[[ Information provided, beginning ]]
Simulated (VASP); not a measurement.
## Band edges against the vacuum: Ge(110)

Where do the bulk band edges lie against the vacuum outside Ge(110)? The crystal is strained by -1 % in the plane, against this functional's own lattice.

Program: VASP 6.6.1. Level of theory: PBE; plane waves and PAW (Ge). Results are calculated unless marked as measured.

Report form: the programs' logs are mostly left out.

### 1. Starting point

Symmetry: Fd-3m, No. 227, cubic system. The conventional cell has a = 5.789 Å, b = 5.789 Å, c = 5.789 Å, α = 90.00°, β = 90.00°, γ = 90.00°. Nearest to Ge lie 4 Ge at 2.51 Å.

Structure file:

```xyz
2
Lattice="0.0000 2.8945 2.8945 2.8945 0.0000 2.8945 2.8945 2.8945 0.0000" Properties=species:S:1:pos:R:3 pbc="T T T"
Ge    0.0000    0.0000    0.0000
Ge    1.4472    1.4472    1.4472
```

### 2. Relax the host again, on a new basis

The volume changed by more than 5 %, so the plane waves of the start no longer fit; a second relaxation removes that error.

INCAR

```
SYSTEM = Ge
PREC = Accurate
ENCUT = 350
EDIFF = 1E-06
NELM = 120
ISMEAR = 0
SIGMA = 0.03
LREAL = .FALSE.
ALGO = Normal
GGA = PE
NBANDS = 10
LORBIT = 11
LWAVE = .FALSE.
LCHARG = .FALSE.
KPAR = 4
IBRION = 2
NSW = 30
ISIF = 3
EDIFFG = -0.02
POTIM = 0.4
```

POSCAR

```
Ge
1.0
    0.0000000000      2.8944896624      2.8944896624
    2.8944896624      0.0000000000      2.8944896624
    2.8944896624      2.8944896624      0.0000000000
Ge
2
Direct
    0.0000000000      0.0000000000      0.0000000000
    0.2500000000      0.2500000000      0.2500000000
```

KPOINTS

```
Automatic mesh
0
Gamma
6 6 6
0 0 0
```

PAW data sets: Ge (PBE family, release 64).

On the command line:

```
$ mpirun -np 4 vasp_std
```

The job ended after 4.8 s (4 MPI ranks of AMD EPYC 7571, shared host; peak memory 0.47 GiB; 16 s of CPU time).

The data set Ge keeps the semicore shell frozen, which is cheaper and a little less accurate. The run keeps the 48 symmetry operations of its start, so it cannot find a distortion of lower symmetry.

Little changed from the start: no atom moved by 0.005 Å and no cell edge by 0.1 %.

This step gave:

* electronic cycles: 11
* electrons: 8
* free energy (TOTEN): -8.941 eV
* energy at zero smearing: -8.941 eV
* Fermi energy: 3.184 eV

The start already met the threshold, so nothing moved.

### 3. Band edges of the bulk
[[ Information provided, end ]]

- Required action
From the records above, repeat exactly the lines from the one with "electronic cycles: 11" through the one with "The start already", both included.

- Task solution
* electronic cycles: 11
* electrons: 8
* free energy (TOTEN): -8.941 eV
* energy at zero smearing: -8.941 eV
* Fermi energy: 3.184 eV

The start already met the threshold, so nothing moved.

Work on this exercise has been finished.